§ ACTIVITY
Below are some entries. Repeat exactly the lines from the one with "Potentials or basis: VASP" through the one with "(2) 2.2 meV/atom.", and only those.

§ PROVIDED MATERIAL
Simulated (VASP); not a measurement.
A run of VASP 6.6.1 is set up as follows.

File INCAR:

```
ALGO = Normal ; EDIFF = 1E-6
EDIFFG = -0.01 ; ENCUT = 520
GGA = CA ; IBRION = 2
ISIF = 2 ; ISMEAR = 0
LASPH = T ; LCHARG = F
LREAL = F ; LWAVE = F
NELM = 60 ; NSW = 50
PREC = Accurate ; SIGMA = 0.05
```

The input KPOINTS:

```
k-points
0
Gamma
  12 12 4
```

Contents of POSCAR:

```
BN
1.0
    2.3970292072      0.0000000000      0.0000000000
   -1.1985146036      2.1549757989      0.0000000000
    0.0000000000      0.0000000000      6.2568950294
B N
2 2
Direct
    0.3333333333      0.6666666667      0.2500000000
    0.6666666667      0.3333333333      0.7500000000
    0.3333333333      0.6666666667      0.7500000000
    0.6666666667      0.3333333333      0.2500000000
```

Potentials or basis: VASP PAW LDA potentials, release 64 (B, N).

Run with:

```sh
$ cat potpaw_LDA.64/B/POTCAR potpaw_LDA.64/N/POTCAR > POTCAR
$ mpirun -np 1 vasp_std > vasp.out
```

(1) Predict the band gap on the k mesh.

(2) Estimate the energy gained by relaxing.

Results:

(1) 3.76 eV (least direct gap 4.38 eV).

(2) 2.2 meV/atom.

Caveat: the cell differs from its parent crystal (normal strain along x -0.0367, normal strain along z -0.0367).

§ EXERCISE ANSWER
Potentials or basis: VASP PAW LDA potentials, release 64 (B, N).

Run with:

```sh
$ cat potpaw_LDA.64/B/POTCAR potpaw_LDA.64/N/POTCAR > POTCAR
$ mpirun -np 1 vasp_std > vasp.out
```

(1) Predict the band gap on the k mesh.

(2) Estimate the energy gained by relaxing.

Results:

(1) 3.76 eV (least direct gap 4.38 eV).

(2) 2.2 meV/atom.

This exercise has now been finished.